Each line of the listing below, from the very first to the one that contains "Caveat: the relaxation", is to be retyped exactly as it stands.

┄┄┄┄┄┄┄┄┄┄┄┄┄┄┄┄┄┄┄┄

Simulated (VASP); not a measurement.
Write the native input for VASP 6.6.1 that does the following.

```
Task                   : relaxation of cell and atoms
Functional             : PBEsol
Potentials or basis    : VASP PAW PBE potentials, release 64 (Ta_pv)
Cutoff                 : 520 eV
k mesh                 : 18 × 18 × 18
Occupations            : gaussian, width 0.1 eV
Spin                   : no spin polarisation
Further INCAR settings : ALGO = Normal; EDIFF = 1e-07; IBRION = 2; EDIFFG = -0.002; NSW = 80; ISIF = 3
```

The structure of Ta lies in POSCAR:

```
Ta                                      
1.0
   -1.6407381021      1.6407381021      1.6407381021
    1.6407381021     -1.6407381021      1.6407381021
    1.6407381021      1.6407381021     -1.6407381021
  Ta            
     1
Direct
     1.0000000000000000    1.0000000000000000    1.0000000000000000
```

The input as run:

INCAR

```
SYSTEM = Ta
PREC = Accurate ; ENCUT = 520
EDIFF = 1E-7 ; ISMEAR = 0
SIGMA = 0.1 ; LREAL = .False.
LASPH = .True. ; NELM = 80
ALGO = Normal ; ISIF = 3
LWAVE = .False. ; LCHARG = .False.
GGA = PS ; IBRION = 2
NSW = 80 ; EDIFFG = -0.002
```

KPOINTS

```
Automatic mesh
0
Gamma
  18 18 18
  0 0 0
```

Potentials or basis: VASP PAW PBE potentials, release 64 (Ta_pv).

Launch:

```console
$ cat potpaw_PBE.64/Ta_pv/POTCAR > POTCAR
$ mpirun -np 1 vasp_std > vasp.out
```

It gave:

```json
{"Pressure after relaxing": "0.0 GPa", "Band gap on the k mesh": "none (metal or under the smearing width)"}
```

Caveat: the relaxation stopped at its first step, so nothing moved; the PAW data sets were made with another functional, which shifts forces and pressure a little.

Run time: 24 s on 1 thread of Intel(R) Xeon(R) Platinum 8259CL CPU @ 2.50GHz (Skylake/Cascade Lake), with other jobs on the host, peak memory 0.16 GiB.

┄┄┄┄┄┄┄┄┄┄┄┄┄┄┄┄┄┄┄┄

_Answer space_
Simulated (VASP); not a measurement.
Write the native input for VASP 6.6.1 that does the following.

```
Task                   : relaxation of cell and atoms
Functional             : PBEsol
Potentials or basis    : VASP PAW PBE potentials, release 64 (Ta_pv)
Cutoff                 : 520 eV
k mesh                 : 18 × 18 × 18
Occupations            : gaussian, width 0.1 eV
Spin                   : no spin polarisation
Further INCAR settings : ALGO = Normal; EDIFF = 1e-07; IBRION = 2; EDIFFG = -0.002; NSW = 80; ISIF = 3
```

The structure of Ta lies in POSCAR:

```
Ta                                      
1.0
   -1.6407381021      1.6407381021      1.6407381021
    1.6407381021     -1.6407381021      1.6407381021
    1.6407381021      1.6407381021     -1.6407381021
  Ta            
     1
Direct
     1.0000000000000000    1.0000000000000000    1.0000000000000000
```

The input as run:

INCAR

```
SYSTEM = Ta
PREC = Accurate ; ENCUT = 520
EDIFF = 1E-7 ; ISMEAR = 0
SIGMA = 0.1 ; LREAL = .False.
LASPH = .True. ; NELM = 80
ALGO = Normal ; ISIF = 3
LWAVE = .False. ; LCHARG = .False.
GGA = PS ; IBRION = 2
NSW = 80 ; EDIFFG = -0.002
```

KPOINTS

```
Automatic mesh
0
Gamma
  18 18 18
  0 0 0
```

Potentials or basis: VASP PAW PBE potentials, release 64 (Ta_pv).

Launch:

```console
$ cat potpaw_PBE.64/Ta_pv/POTCAR > POTCAR
$ mpirun -np 1 vasp_std > vasp.out
```

It gave:

```json
{"Pressure after relaxing": "0.0 GPa", "Band gap on the k mesh": "none (metal or under the smearing width)"}
```

Caveat: the relaxation stopped at its first step, so nothing moved; the PAW data sets were made with another functional, which shifts forces and pressure a little.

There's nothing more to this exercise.